**ENTRIES SUPPLIED**:
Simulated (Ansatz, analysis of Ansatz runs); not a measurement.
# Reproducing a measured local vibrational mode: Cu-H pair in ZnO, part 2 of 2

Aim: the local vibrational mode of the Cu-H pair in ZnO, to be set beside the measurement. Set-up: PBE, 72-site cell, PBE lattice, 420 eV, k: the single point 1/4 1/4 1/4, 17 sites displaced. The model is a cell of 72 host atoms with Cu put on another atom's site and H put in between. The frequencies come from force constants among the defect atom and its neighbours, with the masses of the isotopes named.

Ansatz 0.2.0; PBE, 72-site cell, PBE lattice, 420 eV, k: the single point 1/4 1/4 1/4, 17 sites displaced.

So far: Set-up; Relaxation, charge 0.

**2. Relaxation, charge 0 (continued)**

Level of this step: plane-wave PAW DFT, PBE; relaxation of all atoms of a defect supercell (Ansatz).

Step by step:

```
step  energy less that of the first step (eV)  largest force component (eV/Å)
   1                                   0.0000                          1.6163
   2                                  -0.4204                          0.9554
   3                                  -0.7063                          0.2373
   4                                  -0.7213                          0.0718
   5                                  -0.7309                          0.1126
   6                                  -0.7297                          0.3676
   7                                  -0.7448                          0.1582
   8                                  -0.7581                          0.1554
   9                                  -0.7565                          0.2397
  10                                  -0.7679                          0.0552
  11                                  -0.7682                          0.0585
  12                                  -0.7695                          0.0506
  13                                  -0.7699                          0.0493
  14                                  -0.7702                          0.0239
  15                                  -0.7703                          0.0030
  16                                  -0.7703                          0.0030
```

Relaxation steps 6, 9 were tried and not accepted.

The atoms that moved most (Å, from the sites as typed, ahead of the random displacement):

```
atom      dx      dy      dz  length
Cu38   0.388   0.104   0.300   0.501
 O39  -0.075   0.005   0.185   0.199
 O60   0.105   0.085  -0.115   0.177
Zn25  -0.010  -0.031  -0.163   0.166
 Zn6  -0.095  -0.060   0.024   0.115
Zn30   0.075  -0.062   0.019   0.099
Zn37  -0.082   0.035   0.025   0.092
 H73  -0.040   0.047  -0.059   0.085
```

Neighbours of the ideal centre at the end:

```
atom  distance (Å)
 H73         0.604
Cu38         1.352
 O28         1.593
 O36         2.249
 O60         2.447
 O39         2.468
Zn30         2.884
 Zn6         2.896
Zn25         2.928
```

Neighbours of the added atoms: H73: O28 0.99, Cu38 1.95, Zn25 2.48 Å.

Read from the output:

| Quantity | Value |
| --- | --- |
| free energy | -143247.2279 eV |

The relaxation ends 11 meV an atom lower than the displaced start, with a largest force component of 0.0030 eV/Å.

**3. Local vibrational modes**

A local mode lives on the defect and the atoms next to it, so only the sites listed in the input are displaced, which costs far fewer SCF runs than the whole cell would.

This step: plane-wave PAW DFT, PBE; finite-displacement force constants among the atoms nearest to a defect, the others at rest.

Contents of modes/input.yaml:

**REQUIRED ACTION**: Can you repeat, word for word, every line above from the one containing "The atoms that" down to the one containing "This step: plane-wave PAW DFT, PBE; finite-displacement", including both?

**EXERCISE RESULT**:
The atoms that moved most (Å, from the sites as typed, ahead of the random displacement):

```
atom      dx      dy      dz  length
Cu38   0.388   0.104   0.300   0.501
 O39  -0.075   0.005   0.185   0.199
 O60   0.105   0.085  -0.115   0.177
Zn25  -0.010  -0.031  -0.163   0.166
 Zn6  -0.095  -0.060   0.024   0.115
Zn30   0.075  -0.062   0.019   0.099
Zn37  -0.082   0.035   0.025   0.092
 H73  -0.040   0.047  -0.059   0.085
```

Neighbours of the ideal centre at the end:

```
atom  distance (Å)
 H73         0.604
Cu38         1.352
 O28         1.593
 O36         2.249
 O60         2.447
 O39         2.468
Zn30         2.884
 Zn6         2.896
Zn25         2.928
```

Neighbours of the added atoms: H73: O28 0.99, Cu38 1.95, Zn25 2.48 Å.

Read from the output:

| Quantity | Value |
| --- | --- |
| free energy | -143247.2279 eV |

The relaxation ends 11 meV an atom lower than the displaced start, with a largest force component of 0.0030 eV/Å.

**3. Local vibrational modes**

A local mode lives on the defect and the atoms next to it, so only the sites listed in the input are displaced, which costs far fewer SCF runs than the whole cell would.

This step: plane-wave PAW DFT, PBE; finite-displacement force constants among the atoms nearest to a defect, the others at rest.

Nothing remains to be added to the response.